◇ ◇ ◇ ◇ ◇ ◇ ◇

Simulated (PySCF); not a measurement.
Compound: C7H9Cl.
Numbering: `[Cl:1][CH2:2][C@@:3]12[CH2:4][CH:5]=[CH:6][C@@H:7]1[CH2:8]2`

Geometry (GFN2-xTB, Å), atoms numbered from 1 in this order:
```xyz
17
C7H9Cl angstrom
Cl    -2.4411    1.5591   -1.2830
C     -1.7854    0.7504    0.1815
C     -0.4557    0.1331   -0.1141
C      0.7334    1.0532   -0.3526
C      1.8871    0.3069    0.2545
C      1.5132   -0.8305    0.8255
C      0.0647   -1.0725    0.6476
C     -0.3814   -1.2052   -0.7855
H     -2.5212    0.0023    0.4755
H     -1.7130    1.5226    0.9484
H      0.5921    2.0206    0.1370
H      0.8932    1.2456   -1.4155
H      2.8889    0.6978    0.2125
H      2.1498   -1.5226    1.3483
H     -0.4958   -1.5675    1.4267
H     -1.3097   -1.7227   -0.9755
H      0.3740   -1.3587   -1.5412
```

◇ ◇ ◇ ◇ ◇ ◇ ◇

WORK INSTRUCTION:
What is needed is the full listing, reproduced exactly.

WRITTEN RESPONSE:
Simulated (PySCF); not a measurement.
Compound: C7H9Cl.
Numbering: `[Cl:1][CH2:2][C@@:3]12[CH2:4][CH:5]=[CH:6][C@@H:7]1[CH2:8]2`

Geometry (GFN2-xTB, Å), atoms numbered from 1 in this order:
```xyz
17
C7H9Cl angstrom
Cl    -2.4411    1.5591   -1.2830
C     -1.7854    0.7504    0.1815
C     -0.4557    0.1331   -0.1141
C      0.7334    1.0532   -0.3526
C      1.8871    0.3069    0.2545
C      1.5132   -0.8305    0.8255
C      0.0647   -1.0725    0.6476
C     -0.3814   -1.2052   -0.7855
H     -2.5212    0.0023    0.4755
H     -1.7130    1.5226    0.9484
H      0.5921    2.0206    0.1370
H      0.8932    1.2456   -1.4155
H      2.8889    0.6978    0.2125
H      2.1498   -1.5226    1.3483
H     -0.4958   -1.5675    1.4267
H     -1.3097   -1.7227   -0.9755
H      0.3740   -1.3587   -1.5412
```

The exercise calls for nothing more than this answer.